********************

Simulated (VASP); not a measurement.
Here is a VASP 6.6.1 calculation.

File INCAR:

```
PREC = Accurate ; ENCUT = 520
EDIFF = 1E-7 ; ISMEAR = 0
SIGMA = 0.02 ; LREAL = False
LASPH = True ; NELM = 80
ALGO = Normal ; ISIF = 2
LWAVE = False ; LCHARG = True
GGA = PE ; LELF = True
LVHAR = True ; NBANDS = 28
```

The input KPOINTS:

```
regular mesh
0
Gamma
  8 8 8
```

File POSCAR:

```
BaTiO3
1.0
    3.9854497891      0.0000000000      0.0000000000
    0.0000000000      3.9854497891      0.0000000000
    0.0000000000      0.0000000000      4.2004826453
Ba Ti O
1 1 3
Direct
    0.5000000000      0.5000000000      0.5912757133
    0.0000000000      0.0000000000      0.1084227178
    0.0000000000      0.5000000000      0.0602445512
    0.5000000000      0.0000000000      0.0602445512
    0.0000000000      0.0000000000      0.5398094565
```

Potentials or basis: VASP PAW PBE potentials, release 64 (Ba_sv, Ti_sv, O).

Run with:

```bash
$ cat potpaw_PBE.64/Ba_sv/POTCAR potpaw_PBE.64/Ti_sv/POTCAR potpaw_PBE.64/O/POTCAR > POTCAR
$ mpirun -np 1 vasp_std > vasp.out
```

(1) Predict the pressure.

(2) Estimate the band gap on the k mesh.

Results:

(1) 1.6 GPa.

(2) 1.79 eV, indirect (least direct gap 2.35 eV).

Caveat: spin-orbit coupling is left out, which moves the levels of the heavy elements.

********************

**Assignment:** Copy word for word the stretch of entries above from the line that has "(1) Predict the pressure." through the line that has "(2) 1.79 eV, indirect", both ends included, and nothing outside it.

**Answer section:**
(1) Predict the pressure.

(2) Estimate the band gap on the k mesh.

Results:

(1) 1.6 GPa.

(2) 1.79 eV, indirect (least direct gap 2.35 eV).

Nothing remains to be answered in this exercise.